REQUIREMENT –
Every line from the beginning of the records below up to the one holding "Cell a = 5.4740" should be quoted exactly; leave out the rest.

SUPPLIED RECORDS –
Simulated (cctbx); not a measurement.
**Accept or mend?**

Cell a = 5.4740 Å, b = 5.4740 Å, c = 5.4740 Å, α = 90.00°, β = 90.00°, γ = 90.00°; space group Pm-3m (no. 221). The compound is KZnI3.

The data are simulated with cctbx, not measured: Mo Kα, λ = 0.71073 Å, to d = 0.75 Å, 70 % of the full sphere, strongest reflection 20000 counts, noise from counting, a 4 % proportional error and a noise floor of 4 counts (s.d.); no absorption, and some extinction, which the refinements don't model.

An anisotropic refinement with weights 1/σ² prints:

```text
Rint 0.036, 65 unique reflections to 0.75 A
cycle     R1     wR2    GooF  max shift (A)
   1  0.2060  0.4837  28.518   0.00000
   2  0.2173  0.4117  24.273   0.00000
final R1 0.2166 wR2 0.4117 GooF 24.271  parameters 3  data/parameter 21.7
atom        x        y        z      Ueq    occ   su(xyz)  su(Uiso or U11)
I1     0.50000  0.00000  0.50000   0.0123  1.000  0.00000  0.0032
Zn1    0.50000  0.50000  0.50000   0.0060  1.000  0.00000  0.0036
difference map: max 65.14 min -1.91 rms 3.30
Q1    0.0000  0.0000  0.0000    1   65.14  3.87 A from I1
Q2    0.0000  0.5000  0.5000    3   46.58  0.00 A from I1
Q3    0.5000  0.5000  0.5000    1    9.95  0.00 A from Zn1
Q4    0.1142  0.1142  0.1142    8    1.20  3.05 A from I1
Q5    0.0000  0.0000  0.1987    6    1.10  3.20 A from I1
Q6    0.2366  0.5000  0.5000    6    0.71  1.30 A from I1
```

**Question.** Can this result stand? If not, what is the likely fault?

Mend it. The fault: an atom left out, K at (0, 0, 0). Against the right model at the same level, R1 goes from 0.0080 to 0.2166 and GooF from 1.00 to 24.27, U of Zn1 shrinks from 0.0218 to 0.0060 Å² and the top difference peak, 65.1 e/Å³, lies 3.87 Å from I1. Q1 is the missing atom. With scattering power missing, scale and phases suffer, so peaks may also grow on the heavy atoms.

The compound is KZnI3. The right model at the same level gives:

RESPONSE AREA –
Simulated (cctbx); not a measurement.
**Accept or mend?**

Cell a = 5.4740 Å, b = 5.4740 Å, c = 5.4740 Å, α = 90.00°, β = 90.00°, γ = 90.00°; space group Pm-3m (no. 221). The compound is KZnI3.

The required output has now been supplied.